**Activity:** Give back all the data exactly as it was written.

**Material supplied:**
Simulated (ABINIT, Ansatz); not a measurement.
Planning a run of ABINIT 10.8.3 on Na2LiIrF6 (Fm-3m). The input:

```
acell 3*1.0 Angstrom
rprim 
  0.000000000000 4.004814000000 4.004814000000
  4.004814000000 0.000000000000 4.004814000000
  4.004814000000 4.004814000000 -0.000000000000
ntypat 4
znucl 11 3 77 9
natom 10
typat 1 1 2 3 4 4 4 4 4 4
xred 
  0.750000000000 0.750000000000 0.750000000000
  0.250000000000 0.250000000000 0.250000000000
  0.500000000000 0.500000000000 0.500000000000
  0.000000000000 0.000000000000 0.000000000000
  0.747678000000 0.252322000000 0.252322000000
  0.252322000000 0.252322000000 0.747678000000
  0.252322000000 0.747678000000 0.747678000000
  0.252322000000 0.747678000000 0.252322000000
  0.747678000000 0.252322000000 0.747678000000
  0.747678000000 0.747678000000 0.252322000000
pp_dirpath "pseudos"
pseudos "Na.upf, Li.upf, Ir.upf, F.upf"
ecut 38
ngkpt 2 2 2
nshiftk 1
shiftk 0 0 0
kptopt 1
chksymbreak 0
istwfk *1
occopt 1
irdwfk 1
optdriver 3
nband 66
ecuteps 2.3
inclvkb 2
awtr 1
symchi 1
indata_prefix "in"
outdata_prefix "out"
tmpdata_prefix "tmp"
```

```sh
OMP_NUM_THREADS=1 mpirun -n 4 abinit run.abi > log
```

**Reply:**
Simulated (ABINIT, Ansatz); not a measurement.
Planning a run of ABINIT 10.8.3 on Na2LiIrF6 (Fm-3m). The input:

```
acell 3*1.0 Angstrom
rprim 
  0.000000000000 4.004814000000 4.004814000000
  4.004814000000 0.000000000000 4.004814000000
  4.004814000000 4.004814000000 -0.000000000000
ntypat 4
znucl 11 3 77 9
natom 10
typat 1 1 2 3 4 4 4 4 4 4
xred 
  0.750000000000 0.750000000000 0.750000000000
  0.250000000000 0.250000000000 0.250000000000
  0.500000000000 0.500000000000 0.500000000000
  0.000000000000 0.000000000000 0.000000000000
  0.747678000000 0.252322000000 0.252322000000
  0.252322000000 0.252322000000 0.747678000000
  0.252322000000 0.747678000000 0.747678000000
  0.252322000000 0.747678000000 0.252322000000
  0.747678000000 0.252322000000 0.747678000000
  0.747678000000 0.747678000000 0.252322000000
pp_dirpath "pseudos"
pseudos "Na.upf, Li.upf, Ir.upf, F.upf"
ecut 38
ngkpt 2 2 2
nshiftk 1
shiftk 0 0 0
kptopt 1
chksymbreak 0
istwfk *1
occopt 1
irdwfk 1
optdriver 3
nband 66
ecuteps 2.3
inclvkb 2
awtr 1
symchi 1
indata_prefix "in"
outdata_prefix "out"
tmpdata_prefix "tmp"
```

```sh
OMP_NUM_THREADS=1 mpirun -n 4 abinit run.abi > log
```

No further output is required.